# EXTRACTED DATA
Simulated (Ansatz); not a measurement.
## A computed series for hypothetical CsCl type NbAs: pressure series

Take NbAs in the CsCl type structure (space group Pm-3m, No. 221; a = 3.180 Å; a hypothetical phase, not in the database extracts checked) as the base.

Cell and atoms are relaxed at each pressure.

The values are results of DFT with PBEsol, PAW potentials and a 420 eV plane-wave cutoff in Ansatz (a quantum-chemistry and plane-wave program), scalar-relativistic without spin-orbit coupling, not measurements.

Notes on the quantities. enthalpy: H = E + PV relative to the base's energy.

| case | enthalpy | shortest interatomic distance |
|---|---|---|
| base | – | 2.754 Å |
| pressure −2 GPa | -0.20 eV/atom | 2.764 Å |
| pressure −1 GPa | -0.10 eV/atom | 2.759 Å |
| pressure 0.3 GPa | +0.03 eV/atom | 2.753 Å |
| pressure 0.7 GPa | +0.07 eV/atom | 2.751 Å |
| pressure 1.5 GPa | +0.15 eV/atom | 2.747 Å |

# WORK ORDER
Beginning with the very first line of the material above, give each line again exactly, ending with the line that contains "eV/atom | 2.751 Å |".

# TASK RESULT
Simulated (Ansatz); not a measurement.
## A computed series for hypothetical CsCl type NbAs: pressure series

Take NbAs in the CsCl type structure (space group Pm-3m, No. 221; a = 3.180 Å; a hypothetical phase, not in the database extracts checked) as the base.

Cell and atoms are relaxed at each pressure.

The values are results of DFT with PBEsol, PAW potentials and a 420 eV plane-wave cutoff in Ansatz (a quantum-chemistry and plane-wave program), scalar-relativistic without spin-orbit coupling, not measurements.

Notes on the quantities. enthalpy: H = E + PV relative to the base's energy.

| case | enthalpy | shortest interatomic distance |
|---|---|---|
| base | – | 2.754 Å |
| pressure −2 GPa | -0.20 eV/atom | 2.764 Å |
| pressure −1 GPa | -0.10 eV/atom | 2.759 Å |
| pressure 0.3 GPa | +0.03 eV/atom | 2.753 Å |
| pressure 0.7 GPa | +0.07 eV/atom | 2.751 Å |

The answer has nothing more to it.